- **WORK INSTRUCTION**
Each line below has to be output exactly, from first to last.

———
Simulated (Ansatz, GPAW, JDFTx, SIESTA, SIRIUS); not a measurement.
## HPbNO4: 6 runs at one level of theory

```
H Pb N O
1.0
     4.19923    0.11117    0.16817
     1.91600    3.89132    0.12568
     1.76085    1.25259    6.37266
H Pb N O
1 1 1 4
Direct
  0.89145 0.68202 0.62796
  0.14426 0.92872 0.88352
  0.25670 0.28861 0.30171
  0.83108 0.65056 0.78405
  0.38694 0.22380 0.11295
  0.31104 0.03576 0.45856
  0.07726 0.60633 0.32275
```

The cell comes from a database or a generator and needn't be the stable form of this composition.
———

- **EXERCISE OUTPUT**
Simulated (Ansatz, GPAW, JDFTx, SIESTA, SIRIUS); not a measurement.
## HPbNO4: 6 runs at one level of theory

```
H Pb N O
1.0
     4.19923    0.11117    0.16817
     1.91600    3.89132    0.12568
     1.76085    1.25259    6.37266
H Pb N O
1 1 1 4
Direct
  0.89145 0.68202 0.62796
  0.14426 0.92872 0.88352
  0.25670 0.28861 0.30171
  0.83108 0.65056 0.78405
  0.38694 0.22380 0.11295
  0.31104 0.03576 0.45856
  0.07726 0.60633 0.32275
```

The cell comes from a database or a generator and needn't be the stable form of this composition.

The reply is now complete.